===============
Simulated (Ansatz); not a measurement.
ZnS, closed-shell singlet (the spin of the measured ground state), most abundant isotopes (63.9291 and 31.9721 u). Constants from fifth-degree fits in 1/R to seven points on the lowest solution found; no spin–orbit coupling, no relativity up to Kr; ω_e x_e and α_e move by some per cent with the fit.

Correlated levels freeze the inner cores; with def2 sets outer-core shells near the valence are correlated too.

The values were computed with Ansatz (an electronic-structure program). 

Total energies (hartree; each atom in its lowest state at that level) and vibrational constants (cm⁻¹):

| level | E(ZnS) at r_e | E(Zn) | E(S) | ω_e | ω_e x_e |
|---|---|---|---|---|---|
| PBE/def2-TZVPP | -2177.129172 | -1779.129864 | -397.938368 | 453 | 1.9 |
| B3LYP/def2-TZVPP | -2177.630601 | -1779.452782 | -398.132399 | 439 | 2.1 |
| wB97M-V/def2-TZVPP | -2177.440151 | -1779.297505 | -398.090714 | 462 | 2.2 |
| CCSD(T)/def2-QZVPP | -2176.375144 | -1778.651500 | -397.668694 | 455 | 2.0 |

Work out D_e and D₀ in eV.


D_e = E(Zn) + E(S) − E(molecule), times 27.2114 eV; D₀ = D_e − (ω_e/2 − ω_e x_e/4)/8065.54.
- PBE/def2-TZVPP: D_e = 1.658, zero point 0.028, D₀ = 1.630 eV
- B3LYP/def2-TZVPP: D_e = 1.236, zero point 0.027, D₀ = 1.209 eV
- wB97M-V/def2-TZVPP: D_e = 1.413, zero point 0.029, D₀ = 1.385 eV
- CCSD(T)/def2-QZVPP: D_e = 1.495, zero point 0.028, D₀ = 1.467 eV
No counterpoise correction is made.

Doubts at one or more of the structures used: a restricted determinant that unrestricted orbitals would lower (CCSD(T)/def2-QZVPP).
===============

EXERCISE: Above are the entries. Output exactly the lines beginning with the line that has "ω_e | ω_e x_e |" and ending with the line that has "Work out D_e and D₀ in eV.".

RESULT:
| level | E(ZnS) at r_e | E(Zn) | E(S) | ω_e | ω_e x_e |
|---|---|---|---|---|---|
| PBE/def2-TZVPP | -2177.129172 | -1779.129864 | -397.938368 | 453 | 1.9 |
| B3LYP/def2-TZVPP | -2177.630601 | -1779.452782 | -398.132399 | 439 | 2.1 |
| wB97M-V/def2-TZVPP | -2177.440151 | -1779.297505 | -398.090714 | 462 | 2.2 |
| CCSD(T)/def2-QZVPP | -2176.375144 | -1778.651500 | -397.668694 | 455 | 2.0 |

Work out D_e and D₀ in eV.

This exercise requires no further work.